══ Entries shown ══

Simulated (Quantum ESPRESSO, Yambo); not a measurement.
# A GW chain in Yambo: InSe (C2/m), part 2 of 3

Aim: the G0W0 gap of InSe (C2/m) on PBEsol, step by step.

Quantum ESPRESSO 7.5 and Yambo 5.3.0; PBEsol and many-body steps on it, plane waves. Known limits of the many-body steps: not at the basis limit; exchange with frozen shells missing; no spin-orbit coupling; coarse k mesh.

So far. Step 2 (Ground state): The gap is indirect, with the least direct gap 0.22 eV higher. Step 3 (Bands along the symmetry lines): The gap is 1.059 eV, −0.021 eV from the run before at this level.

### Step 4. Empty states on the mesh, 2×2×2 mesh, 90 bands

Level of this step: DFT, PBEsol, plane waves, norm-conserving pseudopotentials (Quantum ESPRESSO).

═══

Please output each record exactly as it appears above.

Simulated (Quantum ESPRESSO, Yambo); not a measurement.
# A GW chain in Yambo: InSe (C2/m), part 2 of 3

Aim: the G0W0 gap of InSe (C2/m) on PBEsol, step by step.

Quantum ESPRESSO 7.5 and Yambo 5.3.0; PBEsol and many-body steps on it, plane waves. Known limits of the many-body steps: not at the basis limit; exchange with frozen shells missing; no spin-orbit coupling; coarse k mesh.

So far. Step 2 (Ground state): The gap is indirect, with the least direct gap 0.22 eV higher. Step 3 (Bands along the symmetry lines): The gap is 1.059 eV, −0.021 eV from the run before at this level.

### Step 4. Empty states on the mesh, 2×2×2 mesh, 90 bands

Level of this step: DFT, PBEsol, plane waves, norm-conserving pseudopotentials (Quantum ESPRESSO).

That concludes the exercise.